- **Required action**: From the data below, please reproduce exactly everything from the line that contains "8 | band 9 |" down to the line that contains "11.86 | 11.86 |", with both ends included.

+++ Excerpted data +++

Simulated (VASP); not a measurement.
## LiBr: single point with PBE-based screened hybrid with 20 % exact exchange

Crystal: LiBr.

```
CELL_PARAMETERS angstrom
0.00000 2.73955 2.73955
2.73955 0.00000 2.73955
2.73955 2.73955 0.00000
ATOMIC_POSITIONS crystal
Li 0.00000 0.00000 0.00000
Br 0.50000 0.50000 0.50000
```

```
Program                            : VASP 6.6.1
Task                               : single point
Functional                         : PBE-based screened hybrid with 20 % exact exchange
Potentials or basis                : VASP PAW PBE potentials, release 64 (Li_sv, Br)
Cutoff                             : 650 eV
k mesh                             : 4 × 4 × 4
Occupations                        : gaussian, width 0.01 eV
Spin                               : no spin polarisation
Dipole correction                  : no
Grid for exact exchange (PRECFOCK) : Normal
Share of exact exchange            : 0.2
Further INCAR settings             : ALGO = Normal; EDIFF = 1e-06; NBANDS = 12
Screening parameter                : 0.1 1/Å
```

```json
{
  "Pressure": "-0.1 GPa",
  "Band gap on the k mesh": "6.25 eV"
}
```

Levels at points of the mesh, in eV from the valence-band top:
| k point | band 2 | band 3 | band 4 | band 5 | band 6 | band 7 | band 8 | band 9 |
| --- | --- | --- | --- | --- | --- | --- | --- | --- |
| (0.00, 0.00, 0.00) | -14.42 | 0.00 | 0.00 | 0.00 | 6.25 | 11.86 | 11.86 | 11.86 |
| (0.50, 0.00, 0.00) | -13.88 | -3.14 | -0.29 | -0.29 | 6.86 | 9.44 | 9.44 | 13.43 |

+++

- **Written reply**:
| k point | band 2 | band 3 | band 4 | band 5 | band 6 | band 7 | band 8 | band 9 |
| --- | --- | --- | --- | --- | --- | --- | --- | --- |
| (0.00, 0.00, 0.00) | -14.42 | 0.00 | 0.00 | 0.00 | 6.25 | 11.86 | 11.86 | 11.86 |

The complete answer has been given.